· · · · · · ·

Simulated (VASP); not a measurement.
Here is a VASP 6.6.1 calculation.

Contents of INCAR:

· · · · · · ·

▶ [ASSIGNMENT] Start to finish, transcribe the listing above exactly.

▶ [EXERCISE RESPONSE]
Simulated (VASP); not a measurement.
Here is a VASP 6.6.1 calculation.

Contents of INCAR:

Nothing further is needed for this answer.